-.-.-

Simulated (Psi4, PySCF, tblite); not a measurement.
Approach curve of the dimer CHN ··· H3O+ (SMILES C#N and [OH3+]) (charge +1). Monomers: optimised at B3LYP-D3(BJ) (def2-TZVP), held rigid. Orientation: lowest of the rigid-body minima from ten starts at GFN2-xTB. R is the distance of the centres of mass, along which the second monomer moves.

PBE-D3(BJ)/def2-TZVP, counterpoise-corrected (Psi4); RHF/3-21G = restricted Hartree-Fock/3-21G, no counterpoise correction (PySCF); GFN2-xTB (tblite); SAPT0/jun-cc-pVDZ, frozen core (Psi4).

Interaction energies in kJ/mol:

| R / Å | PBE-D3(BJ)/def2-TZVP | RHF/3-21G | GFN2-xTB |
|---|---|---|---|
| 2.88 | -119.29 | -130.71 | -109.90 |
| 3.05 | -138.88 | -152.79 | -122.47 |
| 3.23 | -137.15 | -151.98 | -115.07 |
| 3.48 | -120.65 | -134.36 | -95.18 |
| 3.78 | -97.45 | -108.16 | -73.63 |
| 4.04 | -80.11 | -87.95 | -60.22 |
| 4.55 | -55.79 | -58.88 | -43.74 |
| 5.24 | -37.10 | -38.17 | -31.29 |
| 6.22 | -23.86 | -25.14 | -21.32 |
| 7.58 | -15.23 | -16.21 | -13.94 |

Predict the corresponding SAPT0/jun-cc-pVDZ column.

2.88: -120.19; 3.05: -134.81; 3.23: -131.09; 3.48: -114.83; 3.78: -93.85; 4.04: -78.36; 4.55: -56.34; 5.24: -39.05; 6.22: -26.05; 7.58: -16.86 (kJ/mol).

-.-.-

WORK REQUEST >>
Reproduce word for word the lines of the records above, beginning at the first and ending with the line where "Predict the corresponding" appears, and nothing past it.

ANSWER BOX >>
Simulated (Psi4, PySCF, tblite); not a measurement.
Approach curve of the dimer CHN ··· H3O+ (SMILES C#N and [OH3+]) (charge +1). Monomers: optimised at B3LYP-D3(BJ) (def2-TZVP), held rigid. Orientation: lowest of the rigid-body minima from ten starts at GFN2-xTB. R is the distance of the centres of mass, along which the second monomer moves.

PBE-D3(BJ)/def2-TZVP, counterpoise-corrected (Psi4); RHF/3-21G = restricted Hartree-Fock/3-21G, no counterpoise correction (PySCF); GFN2-xTB (tblite); SAPT0/jun-cc-pVDZ, frozen core (Psi4).

Interaction energies in kJ/mol:

| R / Å | PBE-D3(BJ)/def2-TZVP | RHF/3-21G | GFN2-xTB |
|---|---|---|---|
| 2.88 | -119.29 | -130.71 | -109.90 |
| 3.05 | -138.88 | -152.79 | -122.47 |
| 3.23 | -137.15 | -151.98 | -115.07 |
| 3.48 | -120.65 | -134.36 | -95.18 |
| 3.78 | -97.45 | -108.16 | -73.63 |
| 4.04 | -80.11 | -87.95 | -60.22 |
| 4.55 | -55.79 | -58.88 | -43.74 |
| 5.24 | -37.10 | -38.17 | -31.29 |
| 6.22 | -23.86 | -25.14 | -21.32 |
| 7.58 | -15.23 | -16.21 | -13.94 |

Predict the corresponding SAPT0/jun-cc-pVDZ column.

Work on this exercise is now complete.